__Records shown__
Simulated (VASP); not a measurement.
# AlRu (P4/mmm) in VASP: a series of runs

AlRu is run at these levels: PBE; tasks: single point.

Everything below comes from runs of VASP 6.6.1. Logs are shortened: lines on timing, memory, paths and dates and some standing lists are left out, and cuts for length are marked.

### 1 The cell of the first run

__Assignment__
Set down the listing above exactly, line for line.

__Written solution__
Simulated (VASP); not a measurement.
# AlRu (P4/mmm) in VASP: a series of runs

AlRu is run at these levels: PBE; tasks: single point.

Everything below comes from runs of VASP 6.6.1. Logs are shortened: lines on timing, memory, paths and dates and some standing lists are left out, and cuts for length are marked.

### 1 The cell of the first run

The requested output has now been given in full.